Given records:
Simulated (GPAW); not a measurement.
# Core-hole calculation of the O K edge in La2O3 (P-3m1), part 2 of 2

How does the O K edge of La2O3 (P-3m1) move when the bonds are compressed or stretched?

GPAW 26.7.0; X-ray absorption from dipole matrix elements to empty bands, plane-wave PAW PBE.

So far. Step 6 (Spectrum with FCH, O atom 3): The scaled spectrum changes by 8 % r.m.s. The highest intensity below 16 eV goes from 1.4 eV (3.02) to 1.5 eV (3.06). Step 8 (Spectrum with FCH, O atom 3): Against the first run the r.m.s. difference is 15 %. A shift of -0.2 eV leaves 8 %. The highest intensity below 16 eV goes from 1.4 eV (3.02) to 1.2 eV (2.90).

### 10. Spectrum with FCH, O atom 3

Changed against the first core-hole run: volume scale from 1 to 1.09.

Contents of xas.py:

Task item:
Leave out every line above except those from the line with "So far. Step" up to and including the line with "Changed against the", and copy those exactly.

Task answer:
So far. Step 6 (Spectrum with FCH, O atom 3): The scaled spectrum changes by 8 % r.m.s. The highest intensity below 16 eV goes from 1.4 eV (3.02) to 1.5 eV (3.06). Step 8 (Spectrum with FCH, O atom 3): Against the first run the r.m.s. difference is 15 %. A shift of -0.2 eV leaves 8 %. The highest intensity below 16 eV goes from 1.4 eV (3.02) to 1.2 eV (2.90).

### 10. Spectrum with FCH, O atom 3

Changed against the first core-hole run: volume scale from 1 to 1.09.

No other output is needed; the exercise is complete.